————————
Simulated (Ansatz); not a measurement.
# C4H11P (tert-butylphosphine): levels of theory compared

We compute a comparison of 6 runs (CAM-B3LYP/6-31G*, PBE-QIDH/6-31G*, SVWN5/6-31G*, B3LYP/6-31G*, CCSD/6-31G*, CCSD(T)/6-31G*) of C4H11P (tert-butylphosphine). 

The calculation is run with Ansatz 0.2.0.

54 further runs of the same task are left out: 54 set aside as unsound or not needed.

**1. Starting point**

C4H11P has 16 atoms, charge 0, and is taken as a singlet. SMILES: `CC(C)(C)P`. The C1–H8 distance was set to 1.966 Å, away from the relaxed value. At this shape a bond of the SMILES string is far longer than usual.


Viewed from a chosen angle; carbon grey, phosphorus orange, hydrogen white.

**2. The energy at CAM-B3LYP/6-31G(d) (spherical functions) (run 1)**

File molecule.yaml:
————————

### Work order
Print the data above exactly as it reads.

### Task answer
Simulated (Ansatz); not a measurement.
# C4H11P (tert-butylphosphine): levels of theory compared

We compute a comparison of 6 runs (CAM-B3LYP/6-31G*, PBE-QIDH/6-31G*, SVWN5/6-31G*, B3LYP/6-31G*, CCSD/6-31G*, CCSD(T)/6-31G*) of C4H11P (tert-butylphosphine). 

The calculation is run with Ansatz 0.2.0.

54 further runs of the same task are left out: 54 set aside as unsound or not needed.

**1. Starting point**

C4H11P has 16 atoms, charge 0, and is taken as a singlet. SMILES: `CC(C)(C)P`. The C1–H8 distance was set to 1.966 Å, away from the relaxed value. At this shape a bond of the SMILES string is far longer than usual.


Viewed from a chosen angle; carbon grey, phosphorus orange, hydrogen white.

**2. The energy at CAM-B3LYP/6-31G(d) (spherical functions) (run 1)**

File molecule.yaml:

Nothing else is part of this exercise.